> _ASSIGNMENT_:
Word for word, reproduce the records that follow.

---*---

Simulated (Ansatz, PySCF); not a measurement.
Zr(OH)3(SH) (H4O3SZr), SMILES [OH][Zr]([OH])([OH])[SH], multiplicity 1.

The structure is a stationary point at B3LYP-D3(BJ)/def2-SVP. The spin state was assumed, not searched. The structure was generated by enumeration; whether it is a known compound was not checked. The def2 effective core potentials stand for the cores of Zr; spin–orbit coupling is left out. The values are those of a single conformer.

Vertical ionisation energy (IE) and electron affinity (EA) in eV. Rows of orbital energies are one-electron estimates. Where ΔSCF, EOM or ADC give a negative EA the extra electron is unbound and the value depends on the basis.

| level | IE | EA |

---*---

> _WRITTEN RESPONSE_:
Simulated (Ansatz, PySCF); not a measurement.
Zr(OH)3(SH) (H4O3SZr), SMILES [OH][Zr]([OH])([OH])[SH], multiplicity 1.

The structure is a stationary point at B3LYP-D3(BJ)/def2-SVP. The spin state was assumed, not searched. The structure was generated by enumeration; whether it is a known compound was not checked. The def2 effective core potentials stand for the cores of Zr; spin–orbit coupling is left out. The values are those of a single conformer.

Vertical ionisation energy (IE) and electron affinity (EA) in eV. Rows of orbital energies are one-electron estimates. Where ΔSCF, EOM or ADC give a negative EA the extra electron is unbound and the value depends on the basis.

| level | IE | EA |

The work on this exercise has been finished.